Work request: The answer is to be the data below, written out in full and exactly.

━━ The data

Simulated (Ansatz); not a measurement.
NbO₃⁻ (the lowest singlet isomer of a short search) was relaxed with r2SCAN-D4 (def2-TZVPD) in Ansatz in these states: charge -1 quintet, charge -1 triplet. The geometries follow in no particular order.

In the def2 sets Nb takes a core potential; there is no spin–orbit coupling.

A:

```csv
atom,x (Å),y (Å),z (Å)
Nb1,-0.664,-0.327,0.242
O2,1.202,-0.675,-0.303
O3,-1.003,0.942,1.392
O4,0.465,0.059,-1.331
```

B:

━━━━

Response:
Simulated (Ansatz); not a measurement.
NbO₃⁻ (the lowest singlet isomer of a short search) was relaxed with r2SCAN-D4 (def2-TZVPD) in Ansatz in these states: charge -1 quintet, charge -1 triplet. The geometries follow in no particular order.

In the def2 sets Nb takes a core potential; there is no spin–orbit coupling.

A:

```csv
atom,x (Å),y (Å),z (Å)
Nb1,-0.664,-0.327,0.242
O2,1.202,-0.675,-0.303
O3,-1.003,0.942,1.392
O4,0.465,0.059,-1.331
```

B:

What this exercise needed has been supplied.